◆ **Activity**
Begin with the first line of the entries below and reproduce each line exactly, ending with the line that holds "does it do?".

◆ **Data extracts**
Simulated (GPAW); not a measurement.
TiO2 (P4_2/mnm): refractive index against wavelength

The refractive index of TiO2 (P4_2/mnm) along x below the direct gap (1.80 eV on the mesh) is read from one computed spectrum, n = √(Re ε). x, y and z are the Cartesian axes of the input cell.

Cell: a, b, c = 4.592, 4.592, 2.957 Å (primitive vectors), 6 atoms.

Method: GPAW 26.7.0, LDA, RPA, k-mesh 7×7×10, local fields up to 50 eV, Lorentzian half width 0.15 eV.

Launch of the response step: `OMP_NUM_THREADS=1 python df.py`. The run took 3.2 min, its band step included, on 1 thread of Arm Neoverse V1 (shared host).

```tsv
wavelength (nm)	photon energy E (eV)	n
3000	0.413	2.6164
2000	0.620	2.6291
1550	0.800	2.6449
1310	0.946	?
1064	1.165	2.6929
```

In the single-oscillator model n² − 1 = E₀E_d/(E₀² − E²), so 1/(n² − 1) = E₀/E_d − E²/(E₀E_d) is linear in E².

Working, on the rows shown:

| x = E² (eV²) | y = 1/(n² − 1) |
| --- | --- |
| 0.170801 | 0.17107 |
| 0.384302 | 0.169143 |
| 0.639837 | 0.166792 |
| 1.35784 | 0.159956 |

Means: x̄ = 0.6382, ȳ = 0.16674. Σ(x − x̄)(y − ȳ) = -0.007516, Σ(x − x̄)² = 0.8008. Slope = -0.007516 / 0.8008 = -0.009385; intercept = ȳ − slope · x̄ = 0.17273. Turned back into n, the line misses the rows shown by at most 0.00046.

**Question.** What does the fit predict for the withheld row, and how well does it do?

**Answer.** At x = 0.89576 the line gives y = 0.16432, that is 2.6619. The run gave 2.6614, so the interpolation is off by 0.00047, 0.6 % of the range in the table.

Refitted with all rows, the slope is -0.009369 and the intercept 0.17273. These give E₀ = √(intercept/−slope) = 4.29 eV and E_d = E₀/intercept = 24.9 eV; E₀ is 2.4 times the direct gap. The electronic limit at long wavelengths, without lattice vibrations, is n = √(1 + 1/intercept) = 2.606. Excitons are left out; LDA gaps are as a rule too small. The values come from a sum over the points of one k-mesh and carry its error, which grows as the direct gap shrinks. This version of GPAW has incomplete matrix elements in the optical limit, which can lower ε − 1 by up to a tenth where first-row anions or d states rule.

◆ **Written solution**
Simulated (GPAW); not a measurement.
TiO2 (P4_2/mnm): refractive index against wavelength

The refractive index of TiO2 (P4_2/mnm) along x below the direct gap (1.80 eV on the mesh) is read from one computed spectrum, n = √(Re ε). x, y and z are the Cartesian axes of the input cell.

Cell: a, b, c = 4.592, 4.592, 2.957 Å (primitive vectors), 6 atoms.

Method: GPAW 26.7.0, LDA, RPA, k-mesh 7×7×10, local fields up to 50 eV, Lorentzian half width 0.15 eV.

Launch of the response step: `OMP_NUM_THREADS=1 python df.py`. The run took 3.2 min, its band step included, on 1 thread of Arm Neoverse V1 (shared host).

```tsv
wavelength (nm)	photon energy E (eV)	n
3000	0.413	2.6164
2000	0.620	2.6291
1550	0.800	2.6449
1310	0.946	?
1064	1.165	2.6929
```

In the single-oscillator model n² − 1 = E₀E_d/(E₀² − E²), so 1/(n² − 1) = E₀/E_d − E²/(E₀E_d) is linear in E².

Working, on the rows shown:

| x = E² (eV²) | y = 1/(n² − 1) |
| --- | --- |
| 0.170801 | 0.17107 |
| 0.384302 | 0.169143 |
| 0.639837 | 0.166792 |
| 1.35784 | 0.159956 |

Means: x̄ = 0.6382, ȳ = 0.16674. Σ(x − x̄)(y − ȳ) = -0.007516, Σ(x − x̄)² = 0.8008. Slope = -0.007516 / 0.8008 = -0.009385; intercept = ȳ − slope · x̄ = 0.17273. Turned back into n, the line misses the rows shown by at most 0.00046.

**Question.** What does the fit predict for the withheld row, and how well does it do?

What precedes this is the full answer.